Requirement: Counting the line with "### 4 Single point, PBE" as the last one, copy out the lines of the data exactly from the first onward.

*** Opening Dataset excerpts ***
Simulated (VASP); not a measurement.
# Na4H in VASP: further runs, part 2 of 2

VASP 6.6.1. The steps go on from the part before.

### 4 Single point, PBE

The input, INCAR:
*** Closing Dataset excerpts ***

Task result:
Simulated (VASP); not a measurement.
# Na4H in VASP: further runs, part 2 of 2

VASP 6.6.1. The steps go on from the part before.

### 4 Single point, PBE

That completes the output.